**ACTIVITY**
When you reach the line in the data below that contains "2. Zero-point energy: half", please start repeating lines exactly, and stop after the line that contains "4. The 2 free", repeating nothing else.

**STORED DATA**
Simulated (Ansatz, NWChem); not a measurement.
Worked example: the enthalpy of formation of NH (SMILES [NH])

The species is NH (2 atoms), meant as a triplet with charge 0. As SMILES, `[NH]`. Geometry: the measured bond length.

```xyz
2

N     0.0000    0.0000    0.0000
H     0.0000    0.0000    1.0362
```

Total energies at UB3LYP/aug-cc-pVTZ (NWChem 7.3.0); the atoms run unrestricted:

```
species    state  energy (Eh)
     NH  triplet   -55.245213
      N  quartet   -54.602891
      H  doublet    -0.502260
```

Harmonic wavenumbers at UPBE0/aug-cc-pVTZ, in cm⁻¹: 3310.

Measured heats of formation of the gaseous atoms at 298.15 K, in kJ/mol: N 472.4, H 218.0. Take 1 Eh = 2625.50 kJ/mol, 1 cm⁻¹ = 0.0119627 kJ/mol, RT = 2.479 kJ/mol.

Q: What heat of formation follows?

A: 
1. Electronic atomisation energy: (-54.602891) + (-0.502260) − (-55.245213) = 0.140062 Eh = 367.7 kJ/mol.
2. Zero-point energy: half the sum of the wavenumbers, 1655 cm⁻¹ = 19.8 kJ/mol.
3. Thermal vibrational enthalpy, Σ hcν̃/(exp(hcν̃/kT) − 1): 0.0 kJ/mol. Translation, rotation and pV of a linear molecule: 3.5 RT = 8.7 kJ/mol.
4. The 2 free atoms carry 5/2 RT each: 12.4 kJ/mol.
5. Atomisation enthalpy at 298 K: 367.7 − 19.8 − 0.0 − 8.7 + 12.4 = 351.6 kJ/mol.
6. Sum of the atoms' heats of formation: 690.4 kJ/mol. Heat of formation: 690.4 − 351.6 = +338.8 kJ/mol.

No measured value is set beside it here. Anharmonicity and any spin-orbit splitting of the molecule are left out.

**RESPONSE**
2. Zero-point energy: half the sum of the wavenumbers, 1655 cm⁻¹ = 19.8 kJ/mol.
3. Thermal vibrational enthalpy, Σ hcν̃/(exp(hcν̃/kT) − 1): 0.0 kJ/mol. Translation, rotation and pV of a linear molecule: 3.5 RT = 8.7 kJ/mol.
4. The 2 free atoms carry 5/2 RT each: 12.4 kJ/mol.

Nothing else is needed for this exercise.